*** Opening of Record extracts ***

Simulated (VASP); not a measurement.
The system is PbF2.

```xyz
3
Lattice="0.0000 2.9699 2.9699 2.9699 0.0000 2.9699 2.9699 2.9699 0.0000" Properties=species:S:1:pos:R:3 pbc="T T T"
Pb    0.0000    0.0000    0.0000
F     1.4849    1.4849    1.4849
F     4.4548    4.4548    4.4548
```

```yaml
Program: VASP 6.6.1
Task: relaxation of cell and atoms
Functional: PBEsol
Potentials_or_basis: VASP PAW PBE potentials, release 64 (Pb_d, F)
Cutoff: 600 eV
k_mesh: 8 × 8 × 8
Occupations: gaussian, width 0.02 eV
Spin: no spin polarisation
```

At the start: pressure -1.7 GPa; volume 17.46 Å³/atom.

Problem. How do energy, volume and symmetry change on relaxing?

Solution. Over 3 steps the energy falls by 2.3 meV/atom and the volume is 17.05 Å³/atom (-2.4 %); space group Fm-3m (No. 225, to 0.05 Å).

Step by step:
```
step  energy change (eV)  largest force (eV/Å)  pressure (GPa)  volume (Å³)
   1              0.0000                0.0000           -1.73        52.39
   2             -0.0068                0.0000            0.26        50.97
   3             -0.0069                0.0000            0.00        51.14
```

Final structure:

*** Close of Record extracts ***

> Brief: Each entry is to be written out exactly as it was given.

> Answer box:
Simulated (VASP); not a measurement.
The system is PbF2.

```xyz
3
Lattice="0.0000 2.9699 2.9699 2.9699 0.0000 2.9699 2.9699 2.9699 0.0000" Properties=species:S:1:pos:R:3 pbc="T T T"
Pb    0.0000    0.0000    0.0000
F     1.4849    1.4849    1.4849
F     4.4548    4.4548    4.4548
```

```yaml
Program: VASP 6.6.1
Task: relaxation of cell and atoms
Functional: PBEsol
Potentials_or_basis: VASP PAW PBE potentials, release 64 (Pb_d, F)
Cutoff: 600 eV
k_mesh: 8 × 8 × 8
Occupations: gaussian, width 0.02 eV
Spin: no spin polarisation
```

At the start: pressure -1.7 GPa; volume 17.46 Å³/atom.

Problem. How do energy, volume and symmetry change on relaxing?

Solution. Over 3 steps the energy falls by 2.3 meV/atom and the volume is 17.05 Å³/atom (-2.4 %); space group Fm-3m (No. 225, to 0.05 Å).

Step by step:
```
step  energy change (eV)  largest force (eV/Å)  pressure (GPa)  volume (Å³)
   1              0.0000                0.0000           -1.73        52.39
   2             -0.0068                0.0000            0.26        50.97
   3             -0.0069                0.0000            0.00        51.14
```

Final structure:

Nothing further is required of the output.